ACTIVITY
The answer must be the full listing, repeated word for word.

DATASET CONTENT
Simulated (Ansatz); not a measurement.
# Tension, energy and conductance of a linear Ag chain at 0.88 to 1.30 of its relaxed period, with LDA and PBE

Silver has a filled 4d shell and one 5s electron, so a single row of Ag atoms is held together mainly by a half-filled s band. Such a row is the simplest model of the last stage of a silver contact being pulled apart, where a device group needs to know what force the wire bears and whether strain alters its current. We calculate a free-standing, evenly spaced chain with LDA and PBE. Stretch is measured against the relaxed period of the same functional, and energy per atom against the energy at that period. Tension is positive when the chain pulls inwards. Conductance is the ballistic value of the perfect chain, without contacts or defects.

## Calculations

REPLY
Simulated (Ansatz); not a measurement.
# Tension, energy and conductance of a linear Ag chain at 0.88 to 1.30 of its relaxed period, with LDA and PBE

Silver has a filled 4d shell and one 5s electron, so a single row of Ag atoms is held together mainly by a half-filled s band. Such a row is the simplest model of the last stage of a silver contact being pulled apart, where a device group needs to know what force the wire bears and whether strain alters its current. We calculate a free-standing, evenly spaced chain with LDA and PBE. Stretch is measured against the relaxed period of the same functional, and energy per atom against the energy at that period. Tension is positive when the chain pulls inwards. Conductance is the ballistic value of the perfect chain, without contacts or defects.

## Calculations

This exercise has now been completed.